Action item: All of the data is to be repeated verbatim.

The data:
################
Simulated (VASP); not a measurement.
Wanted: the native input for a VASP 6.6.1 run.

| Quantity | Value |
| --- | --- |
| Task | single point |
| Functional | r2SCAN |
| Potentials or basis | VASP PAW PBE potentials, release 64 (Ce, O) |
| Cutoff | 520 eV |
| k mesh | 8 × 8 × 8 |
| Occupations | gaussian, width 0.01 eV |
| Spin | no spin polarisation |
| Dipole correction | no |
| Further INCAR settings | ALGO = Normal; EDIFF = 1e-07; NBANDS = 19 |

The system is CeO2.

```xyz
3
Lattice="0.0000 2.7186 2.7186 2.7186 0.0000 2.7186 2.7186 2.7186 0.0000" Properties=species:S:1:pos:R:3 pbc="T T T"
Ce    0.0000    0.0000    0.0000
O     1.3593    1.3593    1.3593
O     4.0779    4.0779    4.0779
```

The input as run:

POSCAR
################

Exercise result:
Simulated (VASP); not a measurement.
Wanted: the native input for a VASP 6.6.1 run.

| Quantity | Value |
| --- | --- |
| Task | single point |
| Functional | r2SCAN |
| Potentials or basis | VASP PAW PBE potentials, release 64 (Ce, O) |
| Cutoff | 520 eV |
| k mesh | 8 × 8 × 8 |
| Occupations | gaussian, width 0.01 eV |
| Spin | no spin polarisation |
| Dipole correction | no |
| Further INCAR settings | ALGO = Normal; EDIFF = 1e-07; NBANDS = 19 |

The system is CeO2.

```xyz
3
Lattice="0.0000 2.7186 2.7186 2.7186 0.0000 2.7186 2.7186 2.7186 0.0000" Properties=species:S:1:pos:R:3 pbc="T T T"
Ce    0.0000    0.0000    0.0000
O     1.3593    1.3593    1.3593
O     4.0779    4.0779    4.0779
```

The input as run:

POSCAR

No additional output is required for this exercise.